▸ Information:
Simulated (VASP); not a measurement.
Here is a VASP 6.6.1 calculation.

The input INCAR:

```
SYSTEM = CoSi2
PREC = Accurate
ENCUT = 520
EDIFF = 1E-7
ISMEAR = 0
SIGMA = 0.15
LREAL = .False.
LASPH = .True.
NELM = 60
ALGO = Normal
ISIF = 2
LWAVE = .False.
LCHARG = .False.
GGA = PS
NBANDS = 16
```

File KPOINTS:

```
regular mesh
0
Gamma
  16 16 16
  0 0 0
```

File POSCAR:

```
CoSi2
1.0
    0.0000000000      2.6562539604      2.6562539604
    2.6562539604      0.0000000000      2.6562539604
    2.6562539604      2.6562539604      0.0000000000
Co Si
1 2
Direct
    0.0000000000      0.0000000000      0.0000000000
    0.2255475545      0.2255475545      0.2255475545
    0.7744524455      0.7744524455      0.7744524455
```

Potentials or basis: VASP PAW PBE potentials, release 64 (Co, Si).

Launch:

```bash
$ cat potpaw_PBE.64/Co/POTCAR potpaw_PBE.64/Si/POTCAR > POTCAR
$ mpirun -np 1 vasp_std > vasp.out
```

▸ Requirement: Every entry above should be transcribed exactly and in full.

▸ Your solution:
Simulated (VASP); not a measurement.
Here is a VASP 6.6.1 calculation.

The input INCAR:

```
SYSTEM = CoSi2
PREC = Accurate
ENCUT = 520
EDIFF = 1E-7
ISMEAR = 0
SIGMA = 0.15
LREAL = .False.
LASPH = .True.
NELM = 60
ALGO = Normal
ISIF = 2
LWAVE = .False.
LCHARG = .False.
GGA = PS
NBANDS = 16
```

File KPOINTS:

```
regular mesh
0
Gamma
  16 16 16
  0 0 0
```

File POSCAR:

```
CoSi2
1.0
    0.0000000000      2.6562539604      2.6562539604
    2.6562539604      0.0000000000      2.6562539604
    2.6562539604      2.6562539604      0.0000000000
Co Si
1 2
Direct
    0.0000000000      0.0000000000      0.0000000000
    0.2255475545      0.2255475545      0.2255475545
    0.7744524455      0.7744524455      0.7744524455
```

Potentials or basis: VASP PAW PBE potentials, release 64 (Co, Si).

Launch:

```bash
$ cat potpaw_PBE.64/Co/POTCAR potpaw_PBE.64/Si/POTCAR > POTCAR
$ mpirun -np 1 vasp_std > vasp.out
```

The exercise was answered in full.